=== DATASET EXCERPTS ===

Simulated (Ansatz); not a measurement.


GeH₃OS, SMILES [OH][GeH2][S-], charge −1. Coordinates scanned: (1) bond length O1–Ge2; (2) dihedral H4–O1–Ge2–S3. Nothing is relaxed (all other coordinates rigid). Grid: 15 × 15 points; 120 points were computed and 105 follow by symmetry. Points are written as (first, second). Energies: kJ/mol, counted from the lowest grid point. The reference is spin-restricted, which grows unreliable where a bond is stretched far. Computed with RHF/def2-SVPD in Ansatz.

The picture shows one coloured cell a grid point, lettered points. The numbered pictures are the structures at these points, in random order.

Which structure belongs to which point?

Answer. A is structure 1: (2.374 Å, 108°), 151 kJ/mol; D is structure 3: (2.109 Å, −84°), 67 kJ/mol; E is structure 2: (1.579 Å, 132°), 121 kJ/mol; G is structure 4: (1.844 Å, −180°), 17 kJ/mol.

===

▸ ASSIGNMENT:
In the listing above, transcribe exactly everything from the line containing "GeH₃OS, SMILES [OH][GeH2][S-], charge" down to the line containing "Which structure belongs to which point?", including both and nothing more.

▸ ANSWER SPACE:
GeH₃OS, SMILES [OH][GeH2][S-], charge −1. Coordinates scanned: (1) bond length O1–Ge2; (2) dihedral H4–O1–Ge2–S3. Nothing is relaxed (all other coordinates rigid). Grid: 15 × 15 points; 120 points were computed and 105 follow by symmetry. Points are written as (first, second). Energies: kJ/mol, counted from the lowest grid point. The reference is spin-restricted, which grows unreliable where a bond is stretched far. Computed with RHF/def2-SVPD in Ansatz.

The picture shows one coloured cell a grid point, lettered points. The numbered pictures are the structures at these points, in random order.

Which structure belongs to which point?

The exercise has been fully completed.